START Supplied entries

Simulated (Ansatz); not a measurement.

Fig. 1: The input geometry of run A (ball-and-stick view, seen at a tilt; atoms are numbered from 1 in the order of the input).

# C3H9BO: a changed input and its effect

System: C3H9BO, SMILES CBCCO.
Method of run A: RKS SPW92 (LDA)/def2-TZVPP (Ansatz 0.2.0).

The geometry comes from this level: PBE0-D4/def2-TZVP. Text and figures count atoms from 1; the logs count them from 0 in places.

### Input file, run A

END Supplied entries

▸ Assigned task: Output, exactly and in full, the lines from the start of the entries above through the line that contains "The geometry comes".

▸ Exercise result:
Simulated (Ansatz); not a measurement.

Fig. 1: The input geometry of run A (ball-and-stick view, seen at a tilt; atoms are numbered from 1 in the order of the input).

# C3H9BO: a changed input and its effect

System: C3H9BO, SMILES CBCCO.
Method of run A: RKS SPW92 (LDA)/def2-TZVPP (Ansatz 0.2.0).

The geometry comes from this level: PBE0-D4/def2-TZVP. Text and figures count atoms from 1; the logs count them from 0 in places.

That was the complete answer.